Exercise = Starting with the opening line of the material, restate every line word for word, and end on the line containing "2Tg | 27169 |".

Listed records =
····················
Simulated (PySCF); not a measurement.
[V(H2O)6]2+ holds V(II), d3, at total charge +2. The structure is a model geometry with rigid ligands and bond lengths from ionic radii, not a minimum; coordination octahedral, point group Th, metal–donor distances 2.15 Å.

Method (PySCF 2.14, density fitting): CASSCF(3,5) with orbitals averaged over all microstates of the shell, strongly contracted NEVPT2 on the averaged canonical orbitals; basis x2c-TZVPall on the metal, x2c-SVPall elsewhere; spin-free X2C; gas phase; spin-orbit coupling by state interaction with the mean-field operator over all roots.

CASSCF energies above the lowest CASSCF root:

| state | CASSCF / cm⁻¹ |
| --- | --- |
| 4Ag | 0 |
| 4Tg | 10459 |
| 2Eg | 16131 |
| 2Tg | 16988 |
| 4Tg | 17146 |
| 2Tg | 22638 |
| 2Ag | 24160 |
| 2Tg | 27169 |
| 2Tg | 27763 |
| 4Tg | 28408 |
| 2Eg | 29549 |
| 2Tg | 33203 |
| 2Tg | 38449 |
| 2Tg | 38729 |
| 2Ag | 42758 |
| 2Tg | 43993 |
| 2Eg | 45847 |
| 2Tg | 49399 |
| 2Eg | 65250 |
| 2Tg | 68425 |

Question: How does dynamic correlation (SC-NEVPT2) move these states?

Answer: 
····················

Answer space =
Simulated (PySCF); not a measurement.
[V(H2O)6]2+ holds V(II), d3, at total charge +2. The structure is a model geometry with rigid ligands and bond lengths from ionic radii, not a minimum; coordination octahedral, point group Th, metal–donor distances 2.15 Å.

Method (PySCF 2.14, density fitting): CASSCF(3,5) with orbitals averaged over all microstates of the shell, strongly contracted NEVPT2 on the averaged canonical orbitals; basis x2c-TZVPall on the metal, x2c-SVPall elsewhere; spin-free X2C; gas phase; spin-orbit coupling by state interaction with the mean-field operator over all roots.

CASSCF energies above the lowest CASSCF root:

| state | CASSCF / cm⁻¹ |
| --- | --- |
| 4Ag | 0 |
| 4Tg | 10459 |
| 2Eg | 16131 |
| 2Tg | 16988 |
| 4Tg | 17146 |
| 2Tg | 22638 |
| 2Ag | 24160 |
| 2Tg | 27169 |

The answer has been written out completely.